WORK REQUEST:
Each entry is to be restated word for word, with nothing omitted.

+++

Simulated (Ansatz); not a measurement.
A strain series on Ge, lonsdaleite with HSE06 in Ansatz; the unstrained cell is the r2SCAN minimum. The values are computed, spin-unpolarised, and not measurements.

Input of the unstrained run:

+++

YOUR SOLUTION:
Simulated (Ansatz); not a measurement.
A strain series on Ge, lonsdaleite with HSE06 in Ansatz; the unstrained cell is the r2SCAN minimum. The values are computed, spin-unpolarised, and not measurements.

Input of the unstrained run:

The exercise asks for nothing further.